WORK ORDER:
The entries below must be retyped in full. Keep every word the same.

INPUT DATA:
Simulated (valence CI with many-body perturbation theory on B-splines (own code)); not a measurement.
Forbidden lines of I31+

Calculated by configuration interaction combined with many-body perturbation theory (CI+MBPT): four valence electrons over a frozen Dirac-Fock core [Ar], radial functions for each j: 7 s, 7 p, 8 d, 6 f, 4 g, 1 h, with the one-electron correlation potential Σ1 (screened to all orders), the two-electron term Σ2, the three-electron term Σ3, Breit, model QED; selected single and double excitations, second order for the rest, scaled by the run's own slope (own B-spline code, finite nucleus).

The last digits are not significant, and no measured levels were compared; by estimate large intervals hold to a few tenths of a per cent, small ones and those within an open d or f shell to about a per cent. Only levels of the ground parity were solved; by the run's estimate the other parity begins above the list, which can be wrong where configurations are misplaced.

ANSWER SPACE:
Simulated (valence CI with many-body perturbation theory on B-splines (own code)); not a measurement.
Forbidden lines of I31+

Calculated by configuration interaction combined with many-body perturbation theory (CI+MBPT): four valence electrons over a frozen Dirac-Fock core [Ar], radial functions for each j: 7 s, 7 p, 8 d, 6 f, 4 g, 1 h, with the one-electron correlation potential Σ1 (screened to all orders), the two-electron term Σ2, the three-electron term Σ3, Breit, model QED; selected single and double excitations, second order for the rest, scaled by the run's own slope (own B-spline code, finite nucleus).

The last digits are not significant, and no measured levels were compared; by estimate large intervals hold to a few tenths of a per cent, small ones and those within an open d or f shell to about a per cent. Only levels of the ground parity were solved; by the run's estimate the other parity begins above the list, which can be wrong where configurations are misplaced.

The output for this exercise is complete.